Exercise ->
Copy out again, unchanged, the listing below from the line that has "Two plane-wave programs on AlGa3N4" through the line that has "Answer: gap on".

Records provided ->

++++++

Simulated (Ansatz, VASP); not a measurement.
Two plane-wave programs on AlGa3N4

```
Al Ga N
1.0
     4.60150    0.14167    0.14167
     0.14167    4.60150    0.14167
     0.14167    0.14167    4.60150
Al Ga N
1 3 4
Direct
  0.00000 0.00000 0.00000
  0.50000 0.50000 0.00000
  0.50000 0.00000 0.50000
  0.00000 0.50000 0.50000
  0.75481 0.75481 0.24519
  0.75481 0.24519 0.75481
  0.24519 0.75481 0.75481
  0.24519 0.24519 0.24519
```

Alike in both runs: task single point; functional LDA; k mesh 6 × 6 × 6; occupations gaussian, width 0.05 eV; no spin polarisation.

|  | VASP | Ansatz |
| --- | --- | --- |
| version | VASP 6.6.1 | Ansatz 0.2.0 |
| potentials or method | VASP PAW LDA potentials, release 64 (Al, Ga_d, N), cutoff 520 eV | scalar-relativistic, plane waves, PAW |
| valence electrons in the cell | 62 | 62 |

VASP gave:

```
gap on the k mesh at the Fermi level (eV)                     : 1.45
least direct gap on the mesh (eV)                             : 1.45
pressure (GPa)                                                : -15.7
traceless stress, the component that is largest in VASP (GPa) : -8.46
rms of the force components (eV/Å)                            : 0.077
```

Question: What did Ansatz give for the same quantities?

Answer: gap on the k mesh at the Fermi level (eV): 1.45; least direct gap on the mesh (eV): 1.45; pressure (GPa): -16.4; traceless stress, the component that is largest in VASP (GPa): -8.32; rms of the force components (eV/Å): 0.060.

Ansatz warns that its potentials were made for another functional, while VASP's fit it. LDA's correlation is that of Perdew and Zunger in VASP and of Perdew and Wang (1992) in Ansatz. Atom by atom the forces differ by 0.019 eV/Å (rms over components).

++++++

Written reply ->
Two plane-wave programs on AlGa3N4

```
Al Ga N
1.0
     4.60150    0.14167    0.14167
     0.14167    4.60150    0.14167
     0.14167    0.14167    4.60150
Al Ga N
1 3 4
Direct
  0.00000 0.00000 0.00000
  0.50000 0.50000 0.00000
  0.50000 0.00000 0.50000
  0.00000 0.50000 0.50000
  0.75481 0.75481 0.24519
  0.75481 0.24519 0.75481
  0.24519 0.75481 0.75481
  0.24519 0.24519 0.24519
```

Alike in both runs: task single point; functional LDA; k mesh 6 × 6 × 6; occupations gaussian, width 0.05 eV; no spin polarisation.

|  | VASP | Ansatz |
| --- | --- | --- |
| version | VASP 6.6.1 | Ansatz 0.2.0 |
| potentials or method | VASP PAW LDA potentials, release 64 (Al, Ga_d, N), cutoff 520 eV | scalar-relativistic, plane waves, PAW |
| valence electrons in the cell | 62 | 62 |

VASP gave:

```
gap on the k mesh at the Fermi level (eV)                     : 1.45
least direct gap on the mesh (eV)                             : 1.45
pressure (GPa)                                                : -15.7
traceless stress, the component that is largest in VASP (GPa) : -8.46
rms of the force components (eV/Å)                            : 0.077
```

Question: What did Ansatz give for the same quantities?

Answer: gap on the k mesh at the Fermi level (eV): 1.45; least direct gap on the mesh (eV): 1.45; pressure (GPa): -16.4; traceless stress, the component that is largest in VASP (GPa): -8.32; rms of the force components (eV/Å): 0.060.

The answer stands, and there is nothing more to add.